## Information provided:
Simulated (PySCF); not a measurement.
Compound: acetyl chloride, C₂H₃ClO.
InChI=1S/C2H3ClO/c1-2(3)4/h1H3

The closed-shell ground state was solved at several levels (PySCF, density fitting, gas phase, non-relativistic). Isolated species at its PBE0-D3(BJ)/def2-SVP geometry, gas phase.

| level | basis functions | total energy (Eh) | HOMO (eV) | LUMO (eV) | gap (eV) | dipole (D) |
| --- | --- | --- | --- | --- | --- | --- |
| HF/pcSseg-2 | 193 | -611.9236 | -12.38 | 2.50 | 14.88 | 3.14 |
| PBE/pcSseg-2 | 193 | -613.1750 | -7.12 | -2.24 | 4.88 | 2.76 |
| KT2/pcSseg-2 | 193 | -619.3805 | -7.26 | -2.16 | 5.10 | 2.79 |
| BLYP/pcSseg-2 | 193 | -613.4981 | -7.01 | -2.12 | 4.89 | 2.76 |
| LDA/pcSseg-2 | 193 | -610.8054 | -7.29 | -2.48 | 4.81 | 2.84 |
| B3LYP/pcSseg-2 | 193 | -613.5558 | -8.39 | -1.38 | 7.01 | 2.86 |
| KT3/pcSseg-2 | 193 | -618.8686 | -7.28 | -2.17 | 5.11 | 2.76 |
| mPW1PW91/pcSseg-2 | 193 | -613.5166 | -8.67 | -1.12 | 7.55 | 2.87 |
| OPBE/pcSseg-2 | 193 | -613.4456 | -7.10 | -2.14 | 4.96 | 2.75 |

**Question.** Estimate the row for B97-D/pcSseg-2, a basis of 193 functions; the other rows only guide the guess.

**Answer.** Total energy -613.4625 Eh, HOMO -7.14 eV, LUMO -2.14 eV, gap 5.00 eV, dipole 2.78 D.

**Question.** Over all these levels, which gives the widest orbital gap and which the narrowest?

## Brief:
Begin at the first line of the records above and restate each line word for word, stopping after the line with "7.55 | 2.87 |".

## Exercise response:
Simulated (PySCF); not a measurement.
Compound: acetyl chloride, C₂H₃ClO.
InChI=1S/C2H3ClO/c1-2(3)4/h1H3

The closed-shell ground state was solved at several levels (PySCF, density fitting, gas phase, non-relativistic). Isolated species at its PBE0-D3(BJ)/def2-SVP geometry, gas phase.

| level | basis functions | total energy (Eh) | HOMO (eV) | LUMO (eV) | gap (eV) | dipole (D) |
| --- | --- | --- | --- | --- | --- | --- |
| HF/pcSseg-2 | 193 | -611.9236 | -12.38 | 2.50 | 14.88 | 3.14 |
| PBE/pcSseg-2 | 193 | -613.1750 | -7.12 | -2.24 | 4.88 | 2.76 |
| KT2/pcSseg-2 | 193 | -619.3805 | -7.26 | -2.16 | 5.10 | 2.79 |
| BLYP/pcSseg-2 | 193 | -613.4981 | -7.01 | -2.12 | 4.89 | 2.76 |
| LDA/pcSseg-2 | 193 | -610.8054 | -7.29 | -2.48 | 4.81 | 2.84 |
| B3LYP/pcSseg-2 | 193 | -613.5558 | -8.39 | -1.38 | 7.01 | 2.86 |
| KT3/pcSseg-2 | 193 | -618.8686 | -7.28 | -2.17 | 5.11 | 2.76 |
| mPW1PW91/pcSseg-2 | 193 | -613.5166 | -8.67 | -1.12 | 7.55 | 2.87 |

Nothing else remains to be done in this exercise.